+++ Information +++

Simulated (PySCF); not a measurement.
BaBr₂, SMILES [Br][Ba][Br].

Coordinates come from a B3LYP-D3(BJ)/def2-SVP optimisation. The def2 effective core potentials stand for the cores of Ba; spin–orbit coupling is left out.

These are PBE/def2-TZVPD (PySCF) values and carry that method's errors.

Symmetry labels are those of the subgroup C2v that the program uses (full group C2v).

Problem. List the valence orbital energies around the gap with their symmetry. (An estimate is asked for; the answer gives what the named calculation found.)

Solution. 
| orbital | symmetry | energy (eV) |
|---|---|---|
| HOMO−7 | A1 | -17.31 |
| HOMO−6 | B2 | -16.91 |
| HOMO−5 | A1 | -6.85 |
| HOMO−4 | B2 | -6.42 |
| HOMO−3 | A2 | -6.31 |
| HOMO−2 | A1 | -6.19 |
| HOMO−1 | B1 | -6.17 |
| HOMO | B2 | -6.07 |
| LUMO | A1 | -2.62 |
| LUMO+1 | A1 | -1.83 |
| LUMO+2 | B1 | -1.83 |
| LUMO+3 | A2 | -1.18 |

+++

Retype the entries shown above. Keep every word exactly as it is.

Simulated (PySCF); not a measurement.
BaBr₂, SMILES [Br][Ba][Br].

Coordinates come from a B3LYP-D3(BJ)/def2-SVP optimisation. The def2 effective core potentials stand for the cores of Ba; spin–orbit coupling is left out.

These are PBE/def2-TZVPD (PySCF) values and carry that method's errors.

Symmetry labels are those of the subgroup C2v that the program uses (full group C2v).

Problem. List the valence orbital energies around the gap with their symmetry. (An estimate is asked for; the answer gives what the named calculation found.)

Solution. 
| orbital | symmetry | energy (eV) |
|---|---|---|
| HOMO−7 | A1 | -17.31 |
| HOMO−6 | B2 | -16.91 |
| HOMO−5 | A1 | -6.85 |
| HOMO−4 | B2 | -6.42 |
| HOMO−3 | A2 | -6.31 |
| HOMO−2 | A1 | -6.19 |
| HOMO−1 | B1 | -6.17 |
| HOMO | B2 | -6.07 |
| LUMO | A1 | -2.62 |
| LUMO+1 | A1 | -1.83 |
| LUMO+2 | B1 | -1.83 |
| LUMO+3 | A2 | -1.18 |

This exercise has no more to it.